==== Extracted entries
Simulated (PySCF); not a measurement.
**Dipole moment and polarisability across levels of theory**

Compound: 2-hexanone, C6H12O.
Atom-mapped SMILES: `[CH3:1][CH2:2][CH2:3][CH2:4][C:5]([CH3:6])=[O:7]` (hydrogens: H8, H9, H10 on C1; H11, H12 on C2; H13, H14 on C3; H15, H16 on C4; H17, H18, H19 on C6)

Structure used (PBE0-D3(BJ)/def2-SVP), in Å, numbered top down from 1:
========

Work request => After reading the data above, print it all again exactly.

Answer box =>
Simulated (PySCF); not a measurement.
**Dipole moment and polarisability across levels of theory**

Compound: 2-hexanone, C6H12O.
Atom-mapped SMILES: `[CH3:1][CH2:2][CH2:3][CH2:4][C:5]([CH3:6])=[O:7]` (hydrogens: H8, H9, H10 on C1; H11, H12 on C2; H13, H14 on C3; H15, H16 on C4; H17, H18, H19 on C6)

Structure used (PBE0-D3(BJ)/def2-SVP), in Å, numbered top down from 1:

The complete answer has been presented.